[EXTRACTED ENTRIES Boundary: Start]

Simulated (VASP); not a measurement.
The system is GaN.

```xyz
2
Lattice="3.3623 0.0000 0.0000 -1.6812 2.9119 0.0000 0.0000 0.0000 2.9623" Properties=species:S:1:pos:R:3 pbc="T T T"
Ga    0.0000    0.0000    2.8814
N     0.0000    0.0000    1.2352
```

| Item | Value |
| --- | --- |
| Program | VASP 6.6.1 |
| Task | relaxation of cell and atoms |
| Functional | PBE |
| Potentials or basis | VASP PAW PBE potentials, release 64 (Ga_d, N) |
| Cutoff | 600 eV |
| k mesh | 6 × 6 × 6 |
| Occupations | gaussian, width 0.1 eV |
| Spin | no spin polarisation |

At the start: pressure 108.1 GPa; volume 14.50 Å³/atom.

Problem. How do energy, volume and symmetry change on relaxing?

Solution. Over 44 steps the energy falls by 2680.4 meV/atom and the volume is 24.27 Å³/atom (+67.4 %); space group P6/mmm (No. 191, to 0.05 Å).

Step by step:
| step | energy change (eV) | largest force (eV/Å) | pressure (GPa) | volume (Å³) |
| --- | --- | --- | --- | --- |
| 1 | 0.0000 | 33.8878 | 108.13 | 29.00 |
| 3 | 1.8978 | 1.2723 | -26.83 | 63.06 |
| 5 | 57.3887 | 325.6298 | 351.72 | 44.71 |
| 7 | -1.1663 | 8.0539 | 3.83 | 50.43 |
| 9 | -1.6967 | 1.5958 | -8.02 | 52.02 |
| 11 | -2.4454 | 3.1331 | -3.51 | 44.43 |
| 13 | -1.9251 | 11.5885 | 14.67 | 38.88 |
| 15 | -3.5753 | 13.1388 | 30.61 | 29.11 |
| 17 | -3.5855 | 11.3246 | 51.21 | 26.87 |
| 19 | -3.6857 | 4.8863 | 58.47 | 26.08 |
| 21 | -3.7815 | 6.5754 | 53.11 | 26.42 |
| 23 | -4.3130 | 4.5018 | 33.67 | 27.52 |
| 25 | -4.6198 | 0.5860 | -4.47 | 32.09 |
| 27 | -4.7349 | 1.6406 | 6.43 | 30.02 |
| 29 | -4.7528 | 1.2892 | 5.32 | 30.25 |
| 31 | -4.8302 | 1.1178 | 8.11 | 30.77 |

[EXTRACTED ENTRIES Boundary: End]

In the listing above, please copy exactly the lines from the first through the one that contains "5.32 | 30.25 |", and no others.

[EXERCISE ANSWER]:
Simulated (VASP); not a measurement.
The system is GaN.

```xyz
2
Lattice="3.3623 0.0000 0.0000 -1.6812 2.9119 0.0000 0.0000 0.0000 2.9623" Properties=species:S:1:pos:R:3 pbc="T T T"
Ga    0.0000    0.0000    2.8814
N     0.0000    0.0000    1.2352
```

| Item | Value |
| --- | --- |
| Program | VASP 6.6.1 |
| Task | relaxation of cell and atoms |
| Functional | PBE |
| Potentials or basis | VASP PAW PBE potentials, release 64 (Ga_d, N) |
| Cutoff | 600 eV |
| k mesh | 6 × 6 × 6 |
| Occupations | gaussian, width 0.1 eV |
| Spin | no spin polarisation |

At the start: pressure 108.1 GPa; volume 14.50 Å³/atom.

Problem. How do energy, volume and symmetry change on relaxing?

Solution. Over 44 steps the energy falls by 2680.4 meV/atom and the volume is 24.27 Å³/atom (+67.4 %); space group P6/mmm (No. 191, to 0.05 Å).

Step by step:
| step | energy change (eV) | largest force (eV/Å) | pressure (GPa) | volume (Å³) |
| --- | --- | --- | --- | --- |
| 1 | 0.0000 | 33.8878 | 108.13 | 29.00 |
| 3 | 1.8978 | 1.2723 | -26.83 | 63.06 |
| 5 | 57.3887 | 325.6298 | 351.72 | 44.71 |
| 7 | -1.1663 | 8.0539 | 3.83 | 50.43 |
| 9 | -1.6967 | 1.5958 | -8.02 | 52.02 |
| 11 | -2.4454 | 3.1331 | -3.51 | 44.43 |
| 13 | -1.9251 | 11.5885 | 14.67 | 38.88 |
| 15 | -3.5753 | 13.1388 | 30.61 | 29.11 |
| 17 | -3.5855 | 11.3246 | 51.21 | 26.87 |
| 19 | -3.6857 | 4.8863 | 58.47 | 26.08 |
| 21 | -3.7815 | 6.5754 | 53.11 | 26.42 |
| 23 | -4.3130 | 4.5018 | 33.67 | 27.52 |
| 25 | -4.6198 | 0.5860 | -4.47 | 32.09 |
| 27 | -4.7349 | 1.6406 | 6.43 | 30.02 |
| 29 | -4.7528 | 1.2892 | 5.32 | 30.25 |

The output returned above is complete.